Beginning with the first line and ending with the one containing "It took 48 s", copy the lines of the listing below exactly; omit everything else.

___ Extracted information ___
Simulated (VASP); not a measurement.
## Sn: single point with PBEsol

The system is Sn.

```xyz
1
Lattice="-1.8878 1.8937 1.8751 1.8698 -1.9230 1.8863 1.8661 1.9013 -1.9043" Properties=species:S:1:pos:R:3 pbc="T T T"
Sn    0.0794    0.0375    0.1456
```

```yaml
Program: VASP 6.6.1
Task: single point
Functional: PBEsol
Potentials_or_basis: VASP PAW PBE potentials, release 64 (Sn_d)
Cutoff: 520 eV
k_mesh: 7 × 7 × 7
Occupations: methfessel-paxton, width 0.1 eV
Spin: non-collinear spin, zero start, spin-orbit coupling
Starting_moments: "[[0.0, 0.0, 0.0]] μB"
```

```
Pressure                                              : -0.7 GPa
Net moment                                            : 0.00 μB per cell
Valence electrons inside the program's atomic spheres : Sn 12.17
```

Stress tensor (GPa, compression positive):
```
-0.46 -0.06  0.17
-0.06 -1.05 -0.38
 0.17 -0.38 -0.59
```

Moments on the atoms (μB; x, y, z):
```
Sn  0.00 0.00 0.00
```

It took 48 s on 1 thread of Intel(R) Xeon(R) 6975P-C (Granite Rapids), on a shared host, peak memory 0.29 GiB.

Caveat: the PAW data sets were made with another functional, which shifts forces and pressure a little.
___

Solution —
Simulated (VASP); not a measurement.
## Sn: single point with PBEsol

The system is Sn.

```xyz
1
Lattice="-1.8878 1.8937 1.8751 1.8698 -1.9230 1.8863 1.8661 1.9013 -1.9043" Properties=species:S:1:pos:R:3 pbc="T T T"
Sn    0.0794    0.0375    0.1456
```

```yaml
Program: VASP 6.6.1
Task: single point
Functional: PBEsol
Potentials_or_basis: VASP PAW PBE potentials, release 64 (Sn_d)
Cutoff: 520 eV
k_mesh: 7 × 7 × 7
Occupations: methfessel-paxton, width 0.1 eV
Spin: non-collinear spin, zero start, spin-orbit coupling
Starting_moments: "[[0.0, 0.0, 0.0]] μB"
```

```
Pressure                                              : -0.7 GPa
Net moment                                            : 0.00 μB per cell
Valence electrons inside the program's atomic spheres : Sn 12.17
```

Stress tensor (GPa, compression positive):
```
-0.46 -0.06  0.17
-0.06 -1.05 -0.38
 0.17 -0.38 -0.59
```

Moments on the atoms (μB; x, y, z):
```
Sn  0.00 0.00 0.00
```

It took 48 s on 1 thread of Intel(R) Xeon(R) 6975P-C (Granite Rapids), on a shared host, peak memory 0.29 GiB.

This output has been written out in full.